(Work item)
Return each line of the material below exactly. Begin at the first and end on the line with "3 atoms, charge 1, spin multiplicity 5.".

────────────────────

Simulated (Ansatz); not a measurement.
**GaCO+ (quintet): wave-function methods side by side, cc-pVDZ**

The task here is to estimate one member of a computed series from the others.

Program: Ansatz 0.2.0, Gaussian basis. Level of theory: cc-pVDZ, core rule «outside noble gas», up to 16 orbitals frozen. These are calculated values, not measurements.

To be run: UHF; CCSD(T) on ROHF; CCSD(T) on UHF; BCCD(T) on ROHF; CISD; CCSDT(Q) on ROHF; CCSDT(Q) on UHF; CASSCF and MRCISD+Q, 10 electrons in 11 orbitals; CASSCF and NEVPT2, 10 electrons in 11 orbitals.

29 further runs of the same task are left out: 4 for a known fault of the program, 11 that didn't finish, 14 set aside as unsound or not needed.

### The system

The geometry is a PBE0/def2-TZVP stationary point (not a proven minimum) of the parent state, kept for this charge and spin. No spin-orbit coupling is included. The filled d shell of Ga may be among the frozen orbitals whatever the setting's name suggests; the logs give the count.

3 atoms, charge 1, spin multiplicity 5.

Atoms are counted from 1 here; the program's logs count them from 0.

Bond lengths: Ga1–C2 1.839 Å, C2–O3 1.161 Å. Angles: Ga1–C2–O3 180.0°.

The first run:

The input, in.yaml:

────────────────────

(Answer section)
Simulated (Ansatz); not a measurement.
**GaCO+ (quintet): wave-function methods side by side, cc-pVDZ**

The task here is to estimate one member of a computed series from the others.

Program: Ansatz 0.2.0, Gaussian basis. Level of theory: cc-pVDZ, core rule «outside noble gas», up to 16 orbitals frozen. These are calculated values, not measurements.

To be run: UHF; CCSD(T) on ROHF; CCSD(T) on UHF; BCCD(T) on ROHF; CISD; CCSDT(Q) on ROHF; CCSDT(Q) on UHF; CASSCF and MRCISD+Q, 10 electrons in 11 orbitals; CASSCF and NEVPT2, 10 electrons in 11 orbitals.

29 further runs of the same task are left out: 4 for a known fault of the program, 11 that didn't finish, 14 set aside as unsound or not needed.

### The system

The geometry is a PBE0/def2-TZVP stationary point (not a proven minimum) of the parent state, kept for this charge and spin. No spin-orbit coupling is included. The filled d shell of Ga may be among the frozen orbitals whatever the setting's name suggests; the logs give the count.

3 atoms, charge 1, spin multiplicity 5.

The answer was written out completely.